ASSIGNMENT: For this exercise, transcribe all of the entries exactly.

EXCERPTED DATA:
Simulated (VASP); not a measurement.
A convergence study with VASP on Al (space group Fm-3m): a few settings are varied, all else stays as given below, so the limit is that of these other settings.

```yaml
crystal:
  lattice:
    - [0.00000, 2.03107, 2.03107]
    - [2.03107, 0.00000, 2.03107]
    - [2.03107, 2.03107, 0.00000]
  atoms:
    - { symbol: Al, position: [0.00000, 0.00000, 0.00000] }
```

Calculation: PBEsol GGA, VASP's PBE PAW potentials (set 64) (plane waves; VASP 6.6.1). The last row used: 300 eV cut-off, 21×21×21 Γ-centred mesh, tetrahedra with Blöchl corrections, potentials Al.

RESULT:
Simulated (VASP); not a measurement.
A convergence study with VASP on Al (space group Fm-3m): a few settings are varied, all else stays as given below, so the limit is that of these other settings.

```yaml
crystal:
  lattice:
    - [0.00000, 2.03107, 2.03107]
    - [2.03107, 0.00000, 2.03107]
    - [2.03107, 2.03107, 0.00000]
  atoms:
    - { symbol: Al, position: [0.00000, 0.00000, 0.00000] }
```

Calculation: PBEsol GGA, VASP's PBE PAW potentials (set 64) (plane waves; VASP 6.6.1). The last row used: 300 eV cut-off, 21×21×21 Γ-centred mesh, tetrahedra with Blöchl corrections, potentials Al.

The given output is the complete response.